[Start of section]

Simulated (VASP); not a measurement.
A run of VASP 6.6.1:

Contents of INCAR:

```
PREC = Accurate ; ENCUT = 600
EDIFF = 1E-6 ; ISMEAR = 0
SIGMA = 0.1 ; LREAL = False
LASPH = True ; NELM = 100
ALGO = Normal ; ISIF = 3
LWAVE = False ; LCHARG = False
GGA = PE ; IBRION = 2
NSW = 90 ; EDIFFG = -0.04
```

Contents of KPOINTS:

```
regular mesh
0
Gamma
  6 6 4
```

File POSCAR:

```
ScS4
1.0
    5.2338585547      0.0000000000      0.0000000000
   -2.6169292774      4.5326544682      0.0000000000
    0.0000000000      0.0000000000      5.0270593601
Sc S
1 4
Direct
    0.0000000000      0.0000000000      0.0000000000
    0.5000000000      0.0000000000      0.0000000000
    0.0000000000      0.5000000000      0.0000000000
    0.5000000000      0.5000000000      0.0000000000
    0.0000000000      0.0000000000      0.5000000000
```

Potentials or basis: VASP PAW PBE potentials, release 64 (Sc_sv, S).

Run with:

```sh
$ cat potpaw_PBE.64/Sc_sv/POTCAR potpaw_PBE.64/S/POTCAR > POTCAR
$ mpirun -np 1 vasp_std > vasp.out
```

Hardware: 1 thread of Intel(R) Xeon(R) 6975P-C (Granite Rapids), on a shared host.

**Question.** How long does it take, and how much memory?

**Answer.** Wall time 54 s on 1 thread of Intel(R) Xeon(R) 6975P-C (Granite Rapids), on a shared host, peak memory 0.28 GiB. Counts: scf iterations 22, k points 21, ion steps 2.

[End of section]

* Work instruction *
What you give back should match the entries above exactly.

* Written response *
Simulated (VASP); not a measurement.
A run of VASP 6.6.1:

Contents of INCAR:

```
PREC = Accurate ; ENCUT = 600
EDIFF = 1E-6 ; ISMEAR = 0
SIGMA = 0.1 ; LREAL = False
LASPH = True ; NELM = 100
ALGO = Normal ; ISIF = 3
LWAVE = False ; LCHARG = False
GGA = PE ; IBRION = 2
NSW = 90 ; EDIFFG = -0.04
```

Contents of KPOINTS:

```
regular mesh
0
Gamma
  6 6 4
```

File POSCAR:

```
ScS4
1.0
    5.2338585547      0.0000000000      0.0000000000
   -2.6169292774      4.5326544682      0.0000000000
    0.0000000000      0.0000000000      5.0270593601
Sc S
1 4
Direct
    0.0000000000      0.0000000000      0.0000000000
    0.5000000000      0.0000000000      0.0000000000
    0.0000000000      0.5000000000      0.0000000000
    0.5000000000      0.5000000000      0.0000000000
    0.0000000000      0.0000000000      0.5000000000
```

Potentials or basis: VASP PAW PBE potentials, release 64 (Sc_sv, S).

Run with:

```sh
$ cat potpaw_PBE.64/Sc_sv/POTCAR potpaw_PBE.64/S/POTCAR > POTCAR
$ mpirun -np 1 vasp_std > vasp.out
```

Hardware: 1 thread of Intel(R) Xeon(R) 6975P-C (Granite Rapids), on a shared host.

**Question.** How long does it take, and how much memory?

**Answer.** Wall time 54 s on 1 thread of Intel(R) Xeon(R) 6975P-C (Granite Rapids), on a shared host, peak memory 0.28 GiB. Counts: scf iterations 22, k points 21, ion steps 2.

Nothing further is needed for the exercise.